Requirement:
Repeat verbatim, and only, the lines of the data below, beginning at the line that contains "Near neighbours in" and stopping after the line that contains "in the cell).".

Dataset excerpts:
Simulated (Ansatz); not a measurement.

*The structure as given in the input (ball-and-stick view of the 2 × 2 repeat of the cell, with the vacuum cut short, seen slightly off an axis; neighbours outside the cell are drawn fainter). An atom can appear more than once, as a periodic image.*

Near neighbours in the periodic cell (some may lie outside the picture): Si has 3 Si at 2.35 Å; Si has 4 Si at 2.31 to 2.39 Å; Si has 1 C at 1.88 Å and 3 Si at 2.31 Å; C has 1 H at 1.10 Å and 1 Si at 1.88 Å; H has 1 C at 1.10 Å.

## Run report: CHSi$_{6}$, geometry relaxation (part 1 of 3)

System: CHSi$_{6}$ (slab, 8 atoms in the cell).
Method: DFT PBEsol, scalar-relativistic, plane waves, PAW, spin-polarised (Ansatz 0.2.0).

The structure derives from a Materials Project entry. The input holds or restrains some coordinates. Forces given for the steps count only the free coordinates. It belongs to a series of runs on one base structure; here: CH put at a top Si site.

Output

Written solution:
Near neighbours in the periodic cell (some may lie outside the picture): Si has 3 Si at 2.35 Å; Si has 4 Si at 2.31 to 2.39 Å; Si has 1 C at 1.88 Å and 3 Si at 2.31 Å; C has 1 H at 1.10 Å and 1 Si at 1.88 Å; H has 1 C at 1.10 Å.

## Run report: CHSi$_{6}$, geometry relaxation (part 1 of 3)

System: CHSi$_{6}$ (slab, 8 atoms in the cell).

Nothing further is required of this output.